[[ SUPPLIED MATERIAL, beginning ]]

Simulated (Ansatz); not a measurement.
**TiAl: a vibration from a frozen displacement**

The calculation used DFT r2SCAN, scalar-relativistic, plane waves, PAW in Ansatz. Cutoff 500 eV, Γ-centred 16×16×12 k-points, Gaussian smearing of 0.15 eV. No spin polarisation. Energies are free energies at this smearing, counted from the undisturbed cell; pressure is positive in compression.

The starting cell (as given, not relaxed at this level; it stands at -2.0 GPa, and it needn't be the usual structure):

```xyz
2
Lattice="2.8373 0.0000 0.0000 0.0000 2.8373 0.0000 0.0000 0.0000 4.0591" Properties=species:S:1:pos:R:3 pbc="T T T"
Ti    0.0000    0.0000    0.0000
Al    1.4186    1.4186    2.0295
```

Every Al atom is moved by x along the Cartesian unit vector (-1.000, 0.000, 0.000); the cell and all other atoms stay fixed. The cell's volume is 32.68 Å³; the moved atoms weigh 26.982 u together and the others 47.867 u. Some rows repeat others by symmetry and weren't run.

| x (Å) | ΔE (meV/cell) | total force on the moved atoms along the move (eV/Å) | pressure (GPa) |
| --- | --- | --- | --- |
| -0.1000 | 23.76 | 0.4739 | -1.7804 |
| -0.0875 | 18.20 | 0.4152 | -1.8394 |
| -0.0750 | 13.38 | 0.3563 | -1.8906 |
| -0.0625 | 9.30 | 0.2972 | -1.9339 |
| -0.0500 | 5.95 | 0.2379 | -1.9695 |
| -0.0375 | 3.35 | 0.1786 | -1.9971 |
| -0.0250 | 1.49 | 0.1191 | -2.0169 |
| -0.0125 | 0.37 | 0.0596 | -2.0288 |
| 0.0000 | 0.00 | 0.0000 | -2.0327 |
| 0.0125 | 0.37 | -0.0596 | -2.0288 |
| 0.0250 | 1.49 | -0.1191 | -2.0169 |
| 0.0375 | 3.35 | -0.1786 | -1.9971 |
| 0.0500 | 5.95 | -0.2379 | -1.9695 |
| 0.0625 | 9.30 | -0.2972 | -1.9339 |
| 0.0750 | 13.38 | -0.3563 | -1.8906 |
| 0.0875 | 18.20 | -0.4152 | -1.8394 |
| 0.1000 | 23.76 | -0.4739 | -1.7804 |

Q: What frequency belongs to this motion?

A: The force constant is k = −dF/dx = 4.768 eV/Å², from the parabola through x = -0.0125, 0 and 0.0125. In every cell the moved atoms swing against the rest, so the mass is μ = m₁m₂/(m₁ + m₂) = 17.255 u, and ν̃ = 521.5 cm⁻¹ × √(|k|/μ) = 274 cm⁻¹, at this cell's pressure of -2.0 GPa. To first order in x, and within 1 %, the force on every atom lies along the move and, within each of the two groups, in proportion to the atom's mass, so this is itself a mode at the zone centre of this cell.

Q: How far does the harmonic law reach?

[[ SUPPLIED MATERIAL, end ]]

REQUIREMENT: What you return should be exactly the lines above, starting at the one with "-0.2972 | -1.9339 |" and ending at the one with "Q: What frequency belongs to this motion?", and nothing else.

RESPONSE AREA:
| 0.0625 | 9.30 | -0.2972 | -1.9339 |
| 0.0750 | 13.38 | -0.3563 | -1.8906 |
| 0.0875 | 18.20 | -0.4152 | -1.8394 |
| 0.1000 | 23.76 | -0.4739 | -1.7804 |

Q: What frequency belongs to this motion?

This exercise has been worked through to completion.